• • • •
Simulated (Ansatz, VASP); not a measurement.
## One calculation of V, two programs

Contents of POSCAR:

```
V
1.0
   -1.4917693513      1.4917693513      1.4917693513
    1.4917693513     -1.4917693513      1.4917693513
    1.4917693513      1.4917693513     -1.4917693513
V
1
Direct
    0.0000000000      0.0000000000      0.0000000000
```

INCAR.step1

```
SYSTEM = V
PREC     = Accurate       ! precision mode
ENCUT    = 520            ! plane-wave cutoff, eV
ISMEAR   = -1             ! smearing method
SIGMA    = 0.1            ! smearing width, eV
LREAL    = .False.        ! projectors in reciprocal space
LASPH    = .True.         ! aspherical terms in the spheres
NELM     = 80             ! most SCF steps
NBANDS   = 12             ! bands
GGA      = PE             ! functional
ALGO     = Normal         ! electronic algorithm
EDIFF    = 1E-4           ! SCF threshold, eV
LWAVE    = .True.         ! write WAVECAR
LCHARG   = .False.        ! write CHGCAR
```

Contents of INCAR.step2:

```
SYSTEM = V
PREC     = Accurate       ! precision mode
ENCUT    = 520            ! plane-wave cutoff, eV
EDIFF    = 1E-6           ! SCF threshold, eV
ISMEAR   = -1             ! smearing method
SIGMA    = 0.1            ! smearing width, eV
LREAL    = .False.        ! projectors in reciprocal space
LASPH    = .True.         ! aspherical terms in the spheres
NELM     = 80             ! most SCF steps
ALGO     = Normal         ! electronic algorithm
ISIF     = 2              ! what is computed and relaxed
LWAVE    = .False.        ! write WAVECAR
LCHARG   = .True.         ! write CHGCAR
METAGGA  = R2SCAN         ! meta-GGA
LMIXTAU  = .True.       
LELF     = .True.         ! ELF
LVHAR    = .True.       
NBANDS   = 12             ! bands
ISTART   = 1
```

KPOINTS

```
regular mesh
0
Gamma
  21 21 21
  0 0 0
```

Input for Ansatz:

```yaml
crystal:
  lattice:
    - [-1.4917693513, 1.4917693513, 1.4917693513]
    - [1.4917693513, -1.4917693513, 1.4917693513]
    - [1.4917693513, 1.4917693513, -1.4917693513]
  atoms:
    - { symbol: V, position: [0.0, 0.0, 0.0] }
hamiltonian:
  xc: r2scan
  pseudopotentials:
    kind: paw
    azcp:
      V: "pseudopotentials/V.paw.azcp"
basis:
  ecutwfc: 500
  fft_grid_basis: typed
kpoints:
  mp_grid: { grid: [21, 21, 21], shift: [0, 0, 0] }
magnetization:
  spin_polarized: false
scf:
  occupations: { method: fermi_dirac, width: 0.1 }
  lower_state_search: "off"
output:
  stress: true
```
• • • •

=== Requirement ===
Here the job is to transcribe the lines from the first line of the data through the line containing "INCAR.step1", inclusive, exactly and with nothing else.

=== Exercise response ===
Simulated (Ansatz, VASP); not a measurement.
## One calculation of V, two programs

Contents of POSCAR:

```
V
1.0
   -1.4917693513      1.4917693513      1.4917693513
    1.4917693513     -1.4917693513      1.4917693513
    1.4917693513      1.4917693513     -1.4917693513
V
1
Direct
    0.0000000000      0.0000000000      0.0000000000
```

INCAR.step1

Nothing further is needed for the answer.